Would you please write out every record exactly?

▸ Dataset records:
*-*-*

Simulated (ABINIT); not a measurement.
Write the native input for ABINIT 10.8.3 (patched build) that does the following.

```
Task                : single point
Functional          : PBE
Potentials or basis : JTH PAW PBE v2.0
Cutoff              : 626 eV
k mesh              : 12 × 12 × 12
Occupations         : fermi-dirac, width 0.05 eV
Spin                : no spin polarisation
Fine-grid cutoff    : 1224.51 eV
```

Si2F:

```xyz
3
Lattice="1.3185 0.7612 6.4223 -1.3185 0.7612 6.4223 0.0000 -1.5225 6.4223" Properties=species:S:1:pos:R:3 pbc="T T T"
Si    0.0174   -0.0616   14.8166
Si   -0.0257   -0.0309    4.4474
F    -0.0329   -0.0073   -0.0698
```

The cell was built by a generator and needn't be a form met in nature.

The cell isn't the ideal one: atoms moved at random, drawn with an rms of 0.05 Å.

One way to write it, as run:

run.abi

*-*-*

▸ Answer area:
Simulated (ABINIT); not a measurement.
Write the native input for ABINIT 10.8.3 (patched build) that does the following.

```
Task                : single point
Functional          : PBE
Potentials or basis : JTH PAW PBE v2.0
Cutoff              : 626 eV
k mesh              : 12 × 12 × 12
Occupations         : fermi-dirac, width 0.05 eV
Spin                : no spin polarisation
Fine-grid cutoff    : 1224.51 eV
```

Si2F:

```xyz
3
Lattice="1.3185 0.7612 6.4223 -1.3185 0.7612 6.4223 0.0000 -1.5225 6.4223" Properties=species:S:1:pos:R:3 pbc="T T T"
Si    0.0174   -0.0616   14.8166
Si   -0.0257   -0.0309    4.4474
F    -0.0329   -0.0073   -0.0698
```

The cell was built by a generator and needn't be a form met in nature.

The cell isn't the ideal one: atoms moved at random, drawn with an rms of 0.05 Å.

One way to write it, as run:

run.abi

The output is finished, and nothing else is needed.